## Supplied material
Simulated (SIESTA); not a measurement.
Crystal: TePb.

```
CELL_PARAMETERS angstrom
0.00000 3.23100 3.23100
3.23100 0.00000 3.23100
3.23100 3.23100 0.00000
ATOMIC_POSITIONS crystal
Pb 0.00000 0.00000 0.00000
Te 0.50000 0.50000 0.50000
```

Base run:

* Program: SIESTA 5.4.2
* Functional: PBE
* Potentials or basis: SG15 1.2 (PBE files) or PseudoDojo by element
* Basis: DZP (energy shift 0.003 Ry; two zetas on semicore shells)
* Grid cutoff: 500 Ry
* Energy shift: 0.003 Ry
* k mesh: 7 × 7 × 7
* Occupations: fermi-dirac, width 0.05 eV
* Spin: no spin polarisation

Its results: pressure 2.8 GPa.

## Required action
Output the data above without altering a line.

## Task output
Simulated (SIESTA); not a measurement.
Crystal: TePb.

```
CELL_PARAMETERS angstrom
0.00000 3.23100 3.23100
3.23100 0.00000 3.23100
3.23100 3.23100 0.00000
ATOMIC_POSITIONS crystal
Pb 0.00000 0.00000 0.00000
Te 0.50000 0.50000 0.50000
```

Base run:

* Program: SIESTA 5.4.2
* Functional: PBE
* Potentials or basis: SG15 1.2 (PBE files) or PseudoDojo by element
* Basis: DZP (energy shift 0.003 Ry; two zetas on semicore shells)
* Grid cutoff: 500 Ry
* Energy shift: 0.003 Ry
* k mesh: 7 × 7 × 7
* Occupations: fermi-dirac, width 0.05 eV
* Spin: no spin polarisation

Its results: pressure 2.8 GPa.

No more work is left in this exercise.